**Material provided**
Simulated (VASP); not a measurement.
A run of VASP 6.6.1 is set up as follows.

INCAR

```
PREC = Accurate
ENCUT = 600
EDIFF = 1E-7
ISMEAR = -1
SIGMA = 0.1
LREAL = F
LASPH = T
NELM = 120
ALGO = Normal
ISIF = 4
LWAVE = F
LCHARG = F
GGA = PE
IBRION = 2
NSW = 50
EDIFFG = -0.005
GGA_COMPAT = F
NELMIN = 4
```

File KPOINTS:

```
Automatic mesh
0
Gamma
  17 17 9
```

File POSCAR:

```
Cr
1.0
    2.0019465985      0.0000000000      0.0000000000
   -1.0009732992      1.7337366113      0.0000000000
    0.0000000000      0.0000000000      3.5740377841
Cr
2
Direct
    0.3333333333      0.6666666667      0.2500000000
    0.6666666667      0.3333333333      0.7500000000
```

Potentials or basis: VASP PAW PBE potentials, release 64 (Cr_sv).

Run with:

**Task item**
Beginning with the very first line of the material, please return exactly each line down to and including the one with "Potentials or basis: VASP".

**Reply**
Simulated (VASP); not a measurement.
A run of VASP 6.6.1 is set up as follows.

INCAR

```
PREC = Accurate
ENCUT = 600
EDIFF = 1E-7
ISMEAR = -1
SIGMA = 0.1
LREAL = F
LASPH = T
NELM = 120
ALGO = Normal
ISIF = 4
LWAVE = F
LCHARG = F
GGA = PE
IBRION = 2
NSW = 50
EDIFFG = -0.005
GGA_COMPAT = F
NELMIN = 4
```

File KPOINTS:

```
Automatic mesh
0
Gamma
  17 17 9
```

File POSCAR:

```
Cr
1.0
    2.0019465985      0.0000000000      0.0000000000
   -1.0009732992      1.7337366113      0.0000000000
    0.0000000000      0.0000000000      3.5740377841
Cr
2
Direct
    0.3333333333      0.6666666667      0.2500000000
    0.6666666667      0.3333333333      0.7500000000
```

Potentials or basis: VASP PAW PBE potentials, release 64 (Cr_sv).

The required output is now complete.